Given entries:
- Opening Delimiter -
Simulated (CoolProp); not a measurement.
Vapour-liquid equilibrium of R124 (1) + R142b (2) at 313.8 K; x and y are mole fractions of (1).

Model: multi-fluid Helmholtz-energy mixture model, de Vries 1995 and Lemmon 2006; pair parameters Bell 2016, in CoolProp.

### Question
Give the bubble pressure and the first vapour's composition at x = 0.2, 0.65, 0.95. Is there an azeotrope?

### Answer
- Closing Delimiter -

Activity: Please transcribe the entries above exactly as written.

Reply:
Simulated (CoolProp); not a measurement.
Vapour-liquid equilibrium of R124 (1) + R142b (2) at 313.8 K; x and y are mole fractions of (1).

Model: multi-fluid Helmholtz-energy mixture model, de Vries 1995 and Lemmon 2006; pair parameters Bell 2016, in CoolProp.

### Question
Give the bubble pressure and the first vapour's composition at x = 0.2, 0.65, 0.95. Is there an azeotrope?

### Answer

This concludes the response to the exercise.